ASSIGNMENT:
Nothing in the listing may be skipped; repeat it all exactly.

DATA UNDER STUDY:
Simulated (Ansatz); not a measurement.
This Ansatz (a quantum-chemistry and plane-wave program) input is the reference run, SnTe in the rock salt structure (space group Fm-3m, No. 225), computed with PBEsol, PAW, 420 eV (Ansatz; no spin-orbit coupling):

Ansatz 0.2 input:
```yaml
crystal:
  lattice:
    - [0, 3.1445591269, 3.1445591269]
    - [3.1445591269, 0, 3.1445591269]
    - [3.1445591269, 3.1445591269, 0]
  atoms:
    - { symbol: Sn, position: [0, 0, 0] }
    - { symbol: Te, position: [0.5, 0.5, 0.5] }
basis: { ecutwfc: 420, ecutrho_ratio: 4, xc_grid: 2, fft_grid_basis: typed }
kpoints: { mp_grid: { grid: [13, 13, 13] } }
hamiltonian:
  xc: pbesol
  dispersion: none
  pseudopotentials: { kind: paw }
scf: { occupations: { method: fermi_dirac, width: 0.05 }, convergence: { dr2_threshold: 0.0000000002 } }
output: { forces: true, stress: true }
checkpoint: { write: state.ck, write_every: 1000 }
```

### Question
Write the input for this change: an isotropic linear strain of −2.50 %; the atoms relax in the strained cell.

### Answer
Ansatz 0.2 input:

RESPONSE AREA:
Simulated (Ansatz); not a measurement.
This Ansatz (a quantum-chemistry and plane-wave program) input is the reference run, SnTe in the rock salt structure (space group Fm-3m, No. 225), computed with PBEsol, PAW, 420 eV (Ansatz; no spin-orbit coupling):

Ansatz 0.2 input:
```yaml
crystal:
  lattice:
    - [0, 3.1445591269, 3.1445591269]
    - [3.1445591269, 0, 3.1445591269]
    - [3.1445591269, 3.1445591269, 0]
  atoms:
    - { symbol: Sn, position: [0, 0, 0] }
    - { symbol: Te, position: [0.5, 0.5, 0.5] }
basis: { ecutwfc: 420, ecutrho_ratio: 4, xc_grid: 2, fft_grid_basis: typed }
kpoints: { mp_grid: { grid: [13, 13, 13] } }
hamiltonian:
  xc: pbesol
  dispersion: none
  pseudopotentials: { kind: paw }
scf: { occupations: { method: fermi_dirac, width: 0.05 }, convergence: { dr2_threshold: 0.0000000002 } }
output: { forces: true, stress: true }
checkpoint: { write: state.ck, write_every: 1000 }
```

### Question
Write the input for this change: an isotropic linear strain of −2.50 %; the atoms relax in the strained cell.

### Answer
Ansatz 0.2 input:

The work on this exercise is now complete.